> **DATA SHOWN**:
::::::::

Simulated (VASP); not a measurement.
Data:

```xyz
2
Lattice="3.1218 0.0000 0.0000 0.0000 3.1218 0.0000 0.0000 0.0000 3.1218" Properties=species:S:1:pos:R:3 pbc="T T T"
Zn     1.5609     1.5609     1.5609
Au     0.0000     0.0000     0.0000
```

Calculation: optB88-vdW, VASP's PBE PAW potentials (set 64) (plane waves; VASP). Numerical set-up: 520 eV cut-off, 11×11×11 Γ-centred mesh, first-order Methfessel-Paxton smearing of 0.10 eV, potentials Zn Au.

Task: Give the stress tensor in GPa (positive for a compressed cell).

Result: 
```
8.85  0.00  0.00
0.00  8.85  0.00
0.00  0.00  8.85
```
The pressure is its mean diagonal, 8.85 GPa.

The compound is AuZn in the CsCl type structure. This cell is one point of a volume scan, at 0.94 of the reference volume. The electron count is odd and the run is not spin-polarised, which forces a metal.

::::::::

Recreate the listing word for word, omitting nothing.

> **TASK OUTPUT**:
Simulated (VASP); not a measurement.
Data:

```xyz
2
Lattice="3.1218 0.0000 0.0000 0.0000 3.1218 0.0000 0.0000 0.0000 3.1218" Properties=species:S:1:pos:R:3 pbc="T T T"
Zn     1.5609     1.5609     1.5609
Au     0.0000     0.0000     0.0000
```

Calculation: optB88-vdW, VASP's PBE PAW potentials (set 64) (plane waves; VASP). Numerical set-up: 520 eV cut-off, 11×11×11 Γ-centred mesh, first-order Methfessel-Paxton smearing of 0.10 eV, potentials Zn Au.

Task: Give the stress tensor in GPa (positive for a compressed cell).

Result: 
```
8.85  0.00  0.00
0.00  8.85  0.00
0.00  0.00  8.85
```
The pressure is its mean diagonal, 8.85 GPa.

The compound is AuZn in the CsCl type structure. This cell is one point of a volume scan, at 0.94 of the reference volume. The electron count is odd and the run is not spin-polarised, which forces a metal.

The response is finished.